◆ Work order:
What is needed is an exact printout of all the data.

◆ Extracted information:
■ ■ ■ ■

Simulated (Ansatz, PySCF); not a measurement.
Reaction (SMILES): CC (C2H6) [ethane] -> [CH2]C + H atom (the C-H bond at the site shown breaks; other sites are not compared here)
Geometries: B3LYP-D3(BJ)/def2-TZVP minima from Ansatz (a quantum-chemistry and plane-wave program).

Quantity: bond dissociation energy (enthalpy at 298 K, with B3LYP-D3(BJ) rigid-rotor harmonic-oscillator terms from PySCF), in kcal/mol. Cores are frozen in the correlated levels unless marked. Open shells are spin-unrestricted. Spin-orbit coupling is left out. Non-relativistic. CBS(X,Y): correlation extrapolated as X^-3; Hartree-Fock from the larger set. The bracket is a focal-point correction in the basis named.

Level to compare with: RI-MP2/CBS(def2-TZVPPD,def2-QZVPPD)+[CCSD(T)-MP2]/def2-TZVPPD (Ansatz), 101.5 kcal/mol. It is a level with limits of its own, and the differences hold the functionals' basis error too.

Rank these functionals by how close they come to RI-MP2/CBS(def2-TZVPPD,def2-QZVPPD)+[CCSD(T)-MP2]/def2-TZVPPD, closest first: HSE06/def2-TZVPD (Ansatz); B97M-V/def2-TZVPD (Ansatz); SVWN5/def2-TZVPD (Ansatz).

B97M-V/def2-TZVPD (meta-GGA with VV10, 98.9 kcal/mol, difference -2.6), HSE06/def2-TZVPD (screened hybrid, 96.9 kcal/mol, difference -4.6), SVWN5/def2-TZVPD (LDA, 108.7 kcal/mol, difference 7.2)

■ ■ ■ ■

◆ Task answer:
Simulated (Ansatz, PySCF); not a measurement.
Reaction (SMILES): CC (C2H6) [ethane] -> [CH2]C + H atom (the C-H bond at the site shown breaks; other sites are not compared here)
Geometries: B3LYP-D3(BJ)/def2-TZVP minima from Ansatz (a quantum-chemistry and plane-wave program).

Quantity: bond dissociation energy (enthalpy at 298 K, with B3LYP-D3(BJ) rigid-rotor harmonic-oscillator terms from PySCF), in kcal/mol. Cores are frozen in the correlated levels unless marked. Open shells are spin-unrestricted. Spin-orbit coupling is left out. Non-relativistic. CBS(X,Y): correlation extrapolated as X^-3; Hartree-Fock from the larger set. The bracket is a focal-point correction in the basis named.

Level to compare with: RI-MP2/CBS(def2-TZVPPD,def2-QZVPPD)+[CCSD(T)-MP2]/def2-TZVPPD (Ansatz), 101.5 kcal/mol. It is a level with limits of its own, and the differences hold the functionals' basis error too.

Rank these functionals by how close they come to RI-MP2/CBS(def2-TZVPPD,def2-QZVPPD)+[CCSD(T)-MP2]/def2-TZVPPD, closest first: HSE06/def2-TZVPD (Ansatz); B97M-V/def2-TZVPD (Ansatz); SVWN5/def2-TZVPD (Ansatz).

B97M-V/def2-TZVPD (meta-GGA with VV10, 98.9 kcal/mol, difference -2.6), HSE06/def2-TZVPD (screened hybrid, 96.9 kcal/mol, difference -4.6), SVWN5/def2-TZVPD (LDA, 108.7 kcal/mol, difference 7.2)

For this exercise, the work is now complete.